◆ Work task
Word for word, return the entries listed below.

◆ Data
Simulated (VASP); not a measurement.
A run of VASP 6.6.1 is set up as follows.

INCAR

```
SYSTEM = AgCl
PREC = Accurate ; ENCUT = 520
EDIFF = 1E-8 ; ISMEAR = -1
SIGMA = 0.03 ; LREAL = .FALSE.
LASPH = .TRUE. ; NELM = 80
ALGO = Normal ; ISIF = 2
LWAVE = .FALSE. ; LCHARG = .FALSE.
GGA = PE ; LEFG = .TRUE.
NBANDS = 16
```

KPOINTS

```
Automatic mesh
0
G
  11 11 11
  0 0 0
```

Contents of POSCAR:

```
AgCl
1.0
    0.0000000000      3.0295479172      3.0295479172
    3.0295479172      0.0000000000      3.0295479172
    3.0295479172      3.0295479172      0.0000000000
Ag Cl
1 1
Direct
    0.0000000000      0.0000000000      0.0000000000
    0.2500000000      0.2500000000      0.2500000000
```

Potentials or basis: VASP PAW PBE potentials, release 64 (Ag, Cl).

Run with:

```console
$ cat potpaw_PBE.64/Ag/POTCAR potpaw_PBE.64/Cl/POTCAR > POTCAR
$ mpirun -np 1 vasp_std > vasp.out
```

◆ Task output
Simulated (VASP); not a measurement.
A run of VASP 6.6.1 is set up as follows.

INCAR

```
SYSTEM = AgCl
PREC = Accurate ; ENCUT = 520
EDIFF = 1E-8 ; ISMEAR = -1
SIGMA = 0.03 ; LREAL = .FALSE.
LASPH = .TRUE. ; NELM = 80
ALGO = Normal ; ISIF = 2
LWAVE = .FALSE. ; LCHARG = .FALSE.
GGA = PE ; LEFG = .TRUE.
NBANDS = 16
```

KPOINTS

```
Automatic mesh
0
G
  11 11 11
  0 0 0
```

Contents of POSCAR:

```
AgCl
1.0
    0.0000000000      3.0295479172      3.0295479172
    3.0295479172      0.0000000000      3.0295479172
    3.0295479172      3.0295479172      0.0000000000
Ag Cl
1 1
Direct
    0.0000000000      0.0000000000      0.0000000000
    0.2500000000      0.2500000000      0.2500000000
```

Potentials or basis: VASP PAW PBE potentials, release 64 (Ag, Cl).

Run with:

```console
$ cat potpaw_PBE.64/Ag/POTCAR potpaw_PBE.64/Cl/POTCAR > POTCAR
$ mpirun -np 1 vasp_std > vasp.out
```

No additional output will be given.